DATA SECTION =>
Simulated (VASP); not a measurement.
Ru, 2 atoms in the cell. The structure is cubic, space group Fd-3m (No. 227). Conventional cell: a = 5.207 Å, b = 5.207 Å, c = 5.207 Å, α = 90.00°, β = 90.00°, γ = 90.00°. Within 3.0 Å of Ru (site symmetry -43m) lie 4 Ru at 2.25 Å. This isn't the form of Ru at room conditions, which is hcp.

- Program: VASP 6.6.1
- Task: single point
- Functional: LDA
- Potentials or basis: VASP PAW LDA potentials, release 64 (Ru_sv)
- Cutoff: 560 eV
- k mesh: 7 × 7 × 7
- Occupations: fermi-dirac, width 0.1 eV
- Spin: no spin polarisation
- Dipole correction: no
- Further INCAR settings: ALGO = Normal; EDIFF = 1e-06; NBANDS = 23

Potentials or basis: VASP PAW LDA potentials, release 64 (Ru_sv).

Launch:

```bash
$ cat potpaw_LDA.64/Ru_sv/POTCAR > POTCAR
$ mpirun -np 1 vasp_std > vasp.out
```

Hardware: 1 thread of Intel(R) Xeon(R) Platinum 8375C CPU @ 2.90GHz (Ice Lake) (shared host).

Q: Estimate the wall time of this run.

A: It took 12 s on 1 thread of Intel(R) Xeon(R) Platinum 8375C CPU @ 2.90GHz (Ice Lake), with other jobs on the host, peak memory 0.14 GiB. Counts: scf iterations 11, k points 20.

BRIEF =>
All entries must come back exactly as they were written.

YOUR RESPONSE =>
Simulated (VASP); not a measurement.
Ru, 2 atoms in the cell. The structure is cubic, space group Fd-3m (No. 227). Conventional cell: a = 5.207 Å, b = 5.207 Å, c = 5.207 Å, α = 90.00°, β = 90.00°, γ = 90.00°. Within 3.0 Å of Ru (site symmetry -43m) lie 4 Ru at 2.25 Å. This isn't the form of Ru at room conditions, which is hcp.

- Program: VASP 6.6.1
- Task: single point
- Functional: LDA
- Potentials or basis: VASP PAW LDA potentials, release 64 (Ru_sv)
- Cutoff: 560 eV
- k mesh: 7 × 7 × 7
- Occupations: fermi-dirac, width 0.1 eV
- Spin: no spin polarisation
- Dipole correction: no
- Further INCAR settings: ALGO = Normal; EDIFF = 1e-06; NBANDS = 23

Potentials or basis: VASP PAW LDA potentials, release 64 (Ru_sv).

Launch:

```bash
$ cat potpaw_LDA.64/Ru_sv/POTCAR > POTCAR
$ mpirun -np 1 vasp_std > vasp.out
```

Hardware: 1 thread of Intel(R) Xeon(R) Platinum 8375C CPU @ 2.90GHz (Ice Lake) (shared host).

Q: Estimate the wall time of this run.

A: It took 12 s on 1 thread of Intel(R) Xeon(R) Platinum 8375C CPU @ 2.90GHz (Ice Lake), with other jobs on the host, peak memory 0.14 GiB. Counts: scf iterations 11, k points 20.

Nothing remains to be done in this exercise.